Segment Start: EXCERPTED DATA

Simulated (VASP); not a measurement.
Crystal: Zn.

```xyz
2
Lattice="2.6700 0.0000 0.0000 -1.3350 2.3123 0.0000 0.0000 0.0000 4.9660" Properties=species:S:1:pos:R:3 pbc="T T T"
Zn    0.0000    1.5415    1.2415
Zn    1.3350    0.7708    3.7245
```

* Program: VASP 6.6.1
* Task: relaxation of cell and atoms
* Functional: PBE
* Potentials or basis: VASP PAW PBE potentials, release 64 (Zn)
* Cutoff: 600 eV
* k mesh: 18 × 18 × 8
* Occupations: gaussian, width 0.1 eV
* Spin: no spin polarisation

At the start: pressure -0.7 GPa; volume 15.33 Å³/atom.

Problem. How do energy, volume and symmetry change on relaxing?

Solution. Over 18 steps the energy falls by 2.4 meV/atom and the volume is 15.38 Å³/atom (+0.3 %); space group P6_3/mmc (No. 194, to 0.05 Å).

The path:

Segment End: EXCERPTED DATA

WORK ITEM ▸
Could you output, exactly and with nothing else, the lines from the start of the records through the line containing "Solution. Over 18"?

SOLUTION ▸
Simulated (VASP); not a measurement.
Crystal: Zn.

```xyz
2
Lattice="2.6700 0.0000 0.0000 -1.3350 2.3123 0.0000 0.0000 0.0000 4.9660" Properties=species:S:1:pos:R:3 pbc="T T T"
Zn    0.0000    1.5415    1.2415
Zn    1.3350    0.7708    3.7245
```

* Program: VASP 6.6.1
* Task: relaxation of cell and atoms
* Functional: PBE
* Potentials or basis: VASP PAW PBE potentials, release 64 (Zn)
* Cutoff: 600 eV
* k mesh: 18 × 18 × 8
* Occupations: gaussian, width 0.1 eV
* Spin: no spin polarisation

At the start: pressure -0.7 GPa; volume 15.33 Å³/atom.

Problem. How do energy, volume and symmetry change on relaxing?

Solution. Over 18 steps the energy falls by 2.4 meV/atom and the volume is 15.38 Å³/atom (+0.3 %); space group P6_3/mmc (No. 194, to 0.05 Å).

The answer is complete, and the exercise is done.